#### [Dataset content]
_____

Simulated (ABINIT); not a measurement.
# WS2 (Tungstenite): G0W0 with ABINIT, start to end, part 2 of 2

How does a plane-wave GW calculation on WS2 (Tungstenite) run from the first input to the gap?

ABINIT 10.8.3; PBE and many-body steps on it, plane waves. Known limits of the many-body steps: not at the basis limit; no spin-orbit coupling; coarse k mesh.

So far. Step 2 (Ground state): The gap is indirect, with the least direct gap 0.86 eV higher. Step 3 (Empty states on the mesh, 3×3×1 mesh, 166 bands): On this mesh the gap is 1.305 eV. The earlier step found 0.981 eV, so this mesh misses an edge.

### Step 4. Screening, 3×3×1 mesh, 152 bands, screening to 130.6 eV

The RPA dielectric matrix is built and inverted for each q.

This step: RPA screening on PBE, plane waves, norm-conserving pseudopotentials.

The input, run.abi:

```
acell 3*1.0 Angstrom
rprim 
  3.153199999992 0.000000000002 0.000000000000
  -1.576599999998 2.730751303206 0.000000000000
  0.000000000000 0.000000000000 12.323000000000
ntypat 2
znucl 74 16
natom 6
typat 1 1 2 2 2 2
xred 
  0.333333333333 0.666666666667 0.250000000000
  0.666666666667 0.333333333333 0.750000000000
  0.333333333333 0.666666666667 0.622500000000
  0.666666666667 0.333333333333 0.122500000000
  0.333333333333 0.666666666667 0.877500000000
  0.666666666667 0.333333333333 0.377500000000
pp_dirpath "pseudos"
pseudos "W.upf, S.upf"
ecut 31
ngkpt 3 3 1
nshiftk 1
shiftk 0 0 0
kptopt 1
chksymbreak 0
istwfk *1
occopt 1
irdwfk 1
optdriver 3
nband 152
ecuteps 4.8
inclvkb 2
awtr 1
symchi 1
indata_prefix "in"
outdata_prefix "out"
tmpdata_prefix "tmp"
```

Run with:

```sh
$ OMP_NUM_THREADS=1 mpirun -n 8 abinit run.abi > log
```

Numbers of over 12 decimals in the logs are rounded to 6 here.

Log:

_____

#### [Work instruction]
In the material above, transcribe exactly the lines beginning at the one with "ABINIT 10.8.3; PBE" and ending at the one with "Numbers of over", both included.

#### [Written solution]
ABINIT 10.8.3; PBE and many-body steps on it, plane waves. Known limits of the many-body steps: not at the basis limit; no spin-orbit coupling; coarse k mesh.

So far. Step 2 (Ground state): The gap is indirect, with the least direct gap 0.86 eV higher. Step 3 (Empty states on the mesh, 3×3×1 mesh, 166 bands): On this mesh the gap is 1.305 eV. The earlier step found 0.981 eV, so this mesh misses an edge.

### Step 4. Screening, 3×3×1 mesh, 152 bands, screening to 130.6 eV

The RPA dielectric matrix is built and inverted for each q.

This step: RPA screening on PBE, plane waves, norm-conserving pseudopotentials.

The input, run.abi:

```
acell 3*1.0 Angstrom
rprim 
  3.153199999992 0.000000000002 0.000000000000
  -1.576599999998 2.730751303206 0.000000000000
  0.000000000000 0.000000000000 12.323000000000
ntypat 2
znucl 74 16
natom 6
typat 1 1 2 2 2 2
xred 
  0.333333333333 0.666666666667 0.250000000000
  0.666666666667 0.333333333333 0.750000000000
  0.333333333333 0.666666666667 0.622500000000
  0.666666666667 0.333333333333 0.122500000000
  0.333333333333 0.666666666667 0.877500000000
  0.666666666667 0.333333333333 0.377500000000
pp_dirpath "pseudos"
pseudos "W.upf, S.upf"
ecut 31
ngkpt 3 3 1
nshiftk 1
shiftk 0 0 0
kptopt 1
chksymbreak 0
istwfk *1
occopt 1
irdwfk 1
optdriver 3
nband 152
ecuteps 4.8
inclvkb 2
awtr 1
symchi 1
indata_prefix "in"
outdata_prefix "out"
tmpdata_prefix "tmp"
```

Run with:

```sh
$ OMP_NUM_THREADS=1 mpirun -n 8 abinit run.abi > log
```

Numbers of over 12 decimals in the logs are rounded to 6 here.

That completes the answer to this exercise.